* Brief: Return every line of the data below word for word, including the punctuation.

::::::
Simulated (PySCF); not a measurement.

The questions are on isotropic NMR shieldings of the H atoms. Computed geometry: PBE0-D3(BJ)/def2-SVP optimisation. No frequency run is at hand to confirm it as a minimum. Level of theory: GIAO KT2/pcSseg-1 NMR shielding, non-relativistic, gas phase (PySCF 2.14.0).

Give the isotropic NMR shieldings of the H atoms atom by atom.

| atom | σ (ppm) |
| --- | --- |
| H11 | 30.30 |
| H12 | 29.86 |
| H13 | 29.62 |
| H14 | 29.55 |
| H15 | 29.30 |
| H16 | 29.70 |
::::::

* Task result:
Simulated (PySCF); not a measurement.

The questions are on isotropic NMR shieldings of the H atoms. Computed geometry: PBE0-D3(BJ)/def2-SVP optimisation. No frequency run is at hand to confirm it as a minimum. Level of theory: GIAO KT2/pcSseg-1 NMR shielding, non-relativistic, gas phase (PySCF 2.14.0).

Give the isotropic NMR shieldings of the H atoms atom by atom.

| atom | σ (ppm) |
| --- | --- |
| H11 | 30.30 |
| H12 | 29.86 |
| H13 | 29.62 |
| H14 | 29.55 |
| H15 | 29.30 |
| H16 | 29.70 |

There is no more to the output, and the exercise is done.